SUPPLIED RECORDS ▸
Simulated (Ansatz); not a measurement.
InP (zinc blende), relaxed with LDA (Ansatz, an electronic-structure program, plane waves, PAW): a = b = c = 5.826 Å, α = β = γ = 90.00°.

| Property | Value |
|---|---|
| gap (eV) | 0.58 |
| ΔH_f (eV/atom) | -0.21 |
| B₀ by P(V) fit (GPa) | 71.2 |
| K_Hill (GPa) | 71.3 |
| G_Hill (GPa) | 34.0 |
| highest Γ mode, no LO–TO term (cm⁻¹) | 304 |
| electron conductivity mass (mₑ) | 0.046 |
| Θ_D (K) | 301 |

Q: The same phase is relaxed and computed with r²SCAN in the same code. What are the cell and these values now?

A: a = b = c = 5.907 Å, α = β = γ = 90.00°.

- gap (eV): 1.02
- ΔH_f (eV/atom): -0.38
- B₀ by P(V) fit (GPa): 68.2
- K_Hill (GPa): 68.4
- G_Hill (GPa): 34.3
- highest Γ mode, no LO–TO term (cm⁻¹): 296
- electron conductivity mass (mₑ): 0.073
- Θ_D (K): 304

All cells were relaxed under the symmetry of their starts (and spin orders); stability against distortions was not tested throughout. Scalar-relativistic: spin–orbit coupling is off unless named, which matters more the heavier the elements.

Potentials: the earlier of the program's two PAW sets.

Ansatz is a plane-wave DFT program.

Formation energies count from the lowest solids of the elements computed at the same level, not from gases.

WORK REQUEST ▸
Starting at the top of the data above, repeat every line exactly until the line containing "Θ_D (K) | 301 |" has been given, then stop.

PROBLEM SOLUTION ▸
Simulated (Ansatz); not a measurement.
InP (zinc blende), relaxed with LDA (Ansatz, an electronic-structure program, plane waves, PAW): a = b = c = 5.826 Å, α = β = γ = 90.00°.

| Property | Value |
|---|---|
| gap (eV) | 0.58 |
| ΔH_f (eV/atom) | -0.21 |
| B₀ by P(V) fit (GPa) | 71.2 |
| K_Hill (GPa) | 71.3 |
| G_Hill (GPa) | 34.0 |
| highest Γ mode, no LO–TO term (cm⁻¹) | 304 |
| electron conductivity mass (mₑ) | 0.046 |
| Θ_D (K) | 301 |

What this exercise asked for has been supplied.